#####

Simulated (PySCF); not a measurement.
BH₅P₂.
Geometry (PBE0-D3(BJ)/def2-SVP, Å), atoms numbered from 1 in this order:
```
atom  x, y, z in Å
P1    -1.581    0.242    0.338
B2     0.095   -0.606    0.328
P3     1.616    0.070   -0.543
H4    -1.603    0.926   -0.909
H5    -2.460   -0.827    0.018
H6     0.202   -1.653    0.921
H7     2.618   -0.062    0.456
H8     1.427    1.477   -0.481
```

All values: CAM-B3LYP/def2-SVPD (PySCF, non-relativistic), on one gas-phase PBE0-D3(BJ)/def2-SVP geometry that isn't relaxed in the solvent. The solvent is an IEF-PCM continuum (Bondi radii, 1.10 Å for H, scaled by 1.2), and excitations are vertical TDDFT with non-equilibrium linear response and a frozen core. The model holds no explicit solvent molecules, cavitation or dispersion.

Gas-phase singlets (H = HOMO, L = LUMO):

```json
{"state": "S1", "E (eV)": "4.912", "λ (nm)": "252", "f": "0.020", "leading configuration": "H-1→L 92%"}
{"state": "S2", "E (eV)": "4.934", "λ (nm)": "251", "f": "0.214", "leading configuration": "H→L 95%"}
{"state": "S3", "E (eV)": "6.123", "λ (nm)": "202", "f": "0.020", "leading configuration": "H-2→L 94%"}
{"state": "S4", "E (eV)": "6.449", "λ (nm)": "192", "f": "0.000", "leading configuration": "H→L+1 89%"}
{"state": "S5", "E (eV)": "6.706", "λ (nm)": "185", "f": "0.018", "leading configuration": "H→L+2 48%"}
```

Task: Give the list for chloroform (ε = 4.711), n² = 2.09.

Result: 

#####

▸ WORK INSTRUCTION: Return the records in full, exactly as they read.

▸ ANSWER BOX:
Simulated (PySCF); not a measurement.
BH₅P₂.
Geometry (PBE0-D3(BJ)/def2-SVP, Å), atoms numbered from 1 in this order:
```
atom  x, y, z in Å
P1    -1.581    0.242    0.338
B2     0.095   -0.606    0.328
P3     1.616    0.070   -0.543
H4    -1.603    0.926   -0.909
H5    -2.460   -0.827    0.018
H6     0.202   -1.653    0.921
H7     2.618   -0.062    0.456
H8     1.427    1.477   -0.481
```

All values: CAM-B3LYP/def2-SVPD (PySCF, non-relativistic), on one gas-phase PBE0-D3(BJ)/def2-SVP geometry that isn't relaxed in the solvent. The solvent is an IEF-PCM continuum (Bondi radii, 1.10 Å for H, scaled by 1.2), and excitations are vertical TDDFT with non-equilibrium linear response and a frozen core. The model holds no explicit solvent molecules, cavitation or dispersion.

Gas-phase singlets (H = HOMO, L = LUMO):

```json
{"state": "S1", "E (eV)": "4.912", "λ (nm)": "252", "f": "0.020", "leading configuration": "H-1→L 92%"}
{"state": "S2", "E (eV)": "4.934", "λ (nm)": "251", "f": "0.214", "leading configuration": "H→L 95%"}
{"state": "S3", "E (eV)": "6.123", "λ (nm)": "202", "f": "0.020", "leading configuration": "H-2→L 94%"}
{"state": "S4", "E (eV)": "6.449", "λ (nm)": "192", "f": "0.000", "leading configuration": "H→L+1 89%"}
{"state": "S5", "E (eV)": "6.706", "λ (nm)": "185", "f": "0.018", "leading configuration": "H→L+2 48%"}
```

Task: Give the list for chloroform (ε = 4.711), n² = 2.09.

Result: 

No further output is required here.